#### ASSIGNMENT
Top to bottom, every record is to be copied word for word.

#### ENTRIES SHOWN
****************

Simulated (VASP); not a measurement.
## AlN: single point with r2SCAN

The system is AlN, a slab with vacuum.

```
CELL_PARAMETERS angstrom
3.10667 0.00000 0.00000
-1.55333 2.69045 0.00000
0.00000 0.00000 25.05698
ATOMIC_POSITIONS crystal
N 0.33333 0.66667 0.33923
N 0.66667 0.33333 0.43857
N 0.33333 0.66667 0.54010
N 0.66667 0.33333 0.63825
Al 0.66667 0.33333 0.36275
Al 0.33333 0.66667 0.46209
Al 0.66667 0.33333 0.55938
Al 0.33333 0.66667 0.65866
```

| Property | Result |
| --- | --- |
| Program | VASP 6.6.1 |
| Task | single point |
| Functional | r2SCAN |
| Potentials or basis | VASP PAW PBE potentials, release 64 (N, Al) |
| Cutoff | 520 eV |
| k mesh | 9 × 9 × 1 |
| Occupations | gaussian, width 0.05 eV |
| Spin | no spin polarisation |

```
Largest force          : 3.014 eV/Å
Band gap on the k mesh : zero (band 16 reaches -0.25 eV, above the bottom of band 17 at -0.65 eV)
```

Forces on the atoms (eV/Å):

****************

#### YOUR SOLUTION
Simulated (VASP); not a measurement.
## AlN: single point with r2SCAN

The system is AlN, a slab with vacuum.

```
CELL_PARAMETERS angstrom
3.10667 0.00000 0.00000
-1.55333 2.69045 0.00000
0.00000 0.00000 25.05698
ATOMIC_POSITIONS crystal
N 0.33333 0.66667 0.33923
N 0.66667 0.33333 0.43857
N 0.33333 0.66667 0.54010
N 0.66667 0.33333 0.63825
Al 0.66667 0.33333 0.36275
Al 0.33333 0.66667 0.46209
Al 0.66667 0.33333 0.55938
Al 0.33333 0.66667 0.65866
```

| Property | Result |
| --- | --- |
| Program | VASP 6.6.1 |
| Task | single point |
| Functional | r2SCAN |
| Potentials or basis | VASP PAW PBE potentials, release 64 (N, Al) |
| Cutoff | 520 eV |
| k mesh | 9 × 9 × 1 |
| Occupations | gaussian, width 0.05 eV |
| Spin | no spin polarisation |

```
Largest force          : 3.014 eV/Å
Band gap on the k mesh : zero (band 16 reaches -0.25 eV, above the bottom of band 17 at -0.65 eV)
```

Forces on the atoms (eV/Å):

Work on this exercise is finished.